| RECORD EXTRACTS |
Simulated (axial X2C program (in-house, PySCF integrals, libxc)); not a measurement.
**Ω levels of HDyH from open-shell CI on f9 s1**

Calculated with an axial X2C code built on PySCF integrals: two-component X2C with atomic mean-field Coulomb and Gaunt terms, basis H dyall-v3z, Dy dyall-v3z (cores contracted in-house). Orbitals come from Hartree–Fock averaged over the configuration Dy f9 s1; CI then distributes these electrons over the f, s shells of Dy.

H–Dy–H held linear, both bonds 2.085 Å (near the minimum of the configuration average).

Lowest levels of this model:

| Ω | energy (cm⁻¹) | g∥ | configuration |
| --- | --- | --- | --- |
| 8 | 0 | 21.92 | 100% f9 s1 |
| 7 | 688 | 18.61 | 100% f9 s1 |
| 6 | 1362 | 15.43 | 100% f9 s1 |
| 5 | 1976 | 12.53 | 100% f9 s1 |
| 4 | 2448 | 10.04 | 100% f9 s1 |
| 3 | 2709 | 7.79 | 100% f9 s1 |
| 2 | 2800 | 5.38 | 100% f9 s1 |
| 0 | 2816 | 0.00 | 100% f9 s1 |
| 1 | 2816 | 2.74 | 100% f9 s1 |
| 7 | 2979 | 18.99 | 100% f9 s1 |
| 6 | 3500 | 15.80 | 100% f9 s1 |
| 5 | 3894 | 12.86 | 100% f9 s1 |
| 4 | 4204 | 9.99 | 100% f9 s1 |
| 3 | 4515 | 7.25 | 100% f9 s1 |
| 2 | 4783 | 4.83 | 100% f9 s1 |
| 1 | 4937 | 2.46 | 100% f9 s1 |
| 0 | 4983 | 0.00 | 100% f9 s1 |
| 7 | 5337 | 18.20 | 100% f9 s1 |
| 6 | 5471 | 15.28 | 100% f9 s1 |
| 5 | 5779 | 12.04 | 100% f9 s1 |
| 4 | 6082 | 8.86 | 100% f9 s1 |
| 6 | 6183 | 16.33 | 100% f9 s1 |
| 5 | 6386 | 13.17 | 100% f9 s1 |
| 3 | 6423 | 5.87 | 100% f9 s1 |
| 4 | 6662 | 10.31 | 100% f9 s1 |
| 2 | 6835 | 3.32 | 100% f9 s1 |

| ASSIGNED TASK |
From the listing above, output exactly the run of lines that starts with the line containing "Calculated with an" and ends with the line containing "12.04 | 100% f9 s1 |".

| EXERCISE ANSWER |
Calculated with an axial X2C code built on PySCF integrals: two-component X2C with atomic mean-field Coulomb and Gaunt terms, basis H dyall-v3z, Dy dyall-v3z (cores contracted in-house). Orbitals come from Hartree–Fock averaged over the configuration Dy f9 s1; CI then distributes these electrons over the f, s shells of Dy.

H–Dy–H held linear, both bonds 2.085 Å (near the minimum of the configuration average).

Lowest levels of this model:

| Ω | energy (cm⁻¹) | g∥ | configuration |
| --- | --- | --- | --- |
| 8 | 0 | 21.92 | 100% f9 s1 |
| 7 | 688 | 18.61 | 100% f9 s1 |
| 6 | 1362 | 15.43 | 100% f9 s1 |
| 5 | 1976 | 12.53 | 100% f9 s1 |
| 4 | 2448 | 10.04 | 100% f9 s1 |
| 3 | 2709 | 7.79 | 100% f9 s1 |
| 2 | 2800 | 5.38 | 100% f9 s1 |
| 0 | 2816 | 0.00 | 100% f9 s1 |
| 1 | 2816 | 2.74 | 100% f9 s1 |
| 7 | 2979 | 18.99 | 100% f9 s1 |
| 6 | 3500 | 15.80 | 100% f9 s1 |
| 5 | 3894 | 12.86 | 100% f9 s1 |
| 4 | 4204 | 9.99 | 100% f9 s1 |
| 3 | 4515 | 7.25 | 100% f9 s1 |
| 2 | 4783 | 4.83 | 100% f9 s1 |
| 1 | 4937 | 2.46 | 100% f9 s1 |
| 0 | 4983 | 0.00 | 100% f9 s1 |
| 7 | 5337 | 18.20 | 100% f9 s1 |
| 6 | 5471 | 15.28 | 100% f9 s1 |
| 5 | 5779 | 12.04 | 100% f9 s1 |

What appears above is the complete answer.